Dataset entries Start Marker

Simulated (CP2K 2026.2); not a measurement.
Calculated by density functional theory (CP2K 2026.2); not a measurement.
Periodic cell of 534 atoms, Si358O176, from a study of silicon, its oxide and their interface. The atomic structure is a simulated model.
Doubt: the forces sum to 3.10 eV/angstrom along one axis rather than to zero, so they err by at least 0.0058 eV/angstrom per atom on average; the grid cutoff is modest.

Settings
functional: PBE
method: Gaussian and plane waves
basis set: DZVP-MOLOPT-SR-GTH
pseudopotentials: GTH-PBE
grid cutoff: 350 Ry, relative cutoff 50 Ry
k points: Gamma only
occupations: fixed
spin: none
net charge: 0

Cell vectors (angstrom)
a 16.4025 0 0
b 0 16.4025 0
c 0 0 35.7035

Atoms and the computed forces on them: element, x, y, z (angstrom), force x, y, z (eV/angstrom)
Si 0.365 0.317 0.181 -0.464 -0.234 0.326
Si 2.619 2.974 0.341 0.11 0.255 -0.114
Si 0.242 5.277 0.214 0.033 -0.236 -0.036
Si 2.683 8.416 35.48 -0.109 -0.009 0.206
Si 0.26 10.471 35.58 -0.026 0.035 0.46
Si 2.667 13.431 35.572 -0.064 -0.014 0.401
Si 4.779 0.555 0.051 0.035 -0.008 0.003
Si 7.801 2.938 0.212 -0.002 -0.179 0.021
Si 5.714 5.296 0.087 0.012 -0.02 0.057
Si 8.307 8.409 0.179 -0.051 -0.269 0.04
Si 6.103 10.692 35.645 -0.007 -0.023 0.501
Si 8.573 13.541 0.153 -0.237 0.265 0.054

Dataset entries End Marker

Up to and including the line with "Si 6.103 10.692 35.645 -0.007 -0.023 0.501", repeat the entries exactly, beginning at their first line.

-- Exercise solution --
Simulated (CP2K 2026.2); not a measurement.
Calculated by density functional theory (CP2K 2026.2); not a measurement.
Periodic cell of 534 atoms, Si358O176, from a study of silicon, its oxide and their interface. The atomic structure is a simulated model.
Doubt: the forces sum to 3.10 eV/angstrom along one axis rather than to zero, so they err by at least 0.0058 eV/angstrom per atom on average; the grid cutoff is modest.

Settings
functional: PBE
method: Gaussian and plane waves
basis set: DZVP-MOLOPT-SR-GTH
pseudopotentials: GTH-PBE
grid cutoff: 350 Ry, relative cutoff 50 Ry
k points: Gamma only
occupations: fixed
spin: none
net charge: 0

Cell vectors (angstrom)
a 16.4025 0 0
b 0 16.4025 0
c 0 0 35.7035

Atoms and the computed forces on them: element, x, y, z (angstrom), force x, y, z (eV/angstrom)
Si 0.365 0.317 0.181 -0.464 -0.234 0.326
Si 2.619 2.974 0.341 0.11 0.255 -0.114
Si 0.242 5.277 0.214 0.033 -0.236 -0.036
Si 2.683 8.416 35.48 -0.109 -0.009 0.206
Si 0.26 10.471 35.58 -0.026 0.035 0.46
Si 2.667 13.431 35.572 -0.064 -0.014 0.401
Si 4.779 0.555 0.051 0.035 -0.008 0.003
Si 7.801 2.938 0.212 -0.002 -0.179 0.021
Si 5.714 5.296 0.087 0.012 -0.02 0.057
Si 8.307 8.409 0.179 -0.051 -0.269 0.04
Si 6.103 10.692 35.645 -0.007 -0.023 0.501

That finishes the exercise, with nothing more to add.